▸ Required action:
A word-for-word restatement of the listing is the only acceptable answer.

^^^^^^^^

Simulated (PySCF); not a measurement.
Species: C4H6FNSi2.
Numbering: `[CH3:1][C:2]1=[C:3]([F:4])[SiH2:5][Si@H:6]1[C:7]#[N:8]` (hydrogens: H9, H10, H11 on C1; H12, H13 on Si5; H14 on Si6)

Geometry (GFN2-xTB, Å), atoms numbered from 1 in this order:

^^^^^^^^

▸ Written solution:
Simulated (PySCF); not a measurement.
Species: C4H6FNSi2.
Numbering: `[CH3:1][C:2]1=[C:3]([F:4])[SiH2:5][Si@H:6]1[C:7]#[N:8]` (hydrogens: H9, H10, H11 on C1; H12, H13 on Si5; H14 on Si6)

Geometry (GFN2-xTB, Å), atoms numbered from 1 in this order:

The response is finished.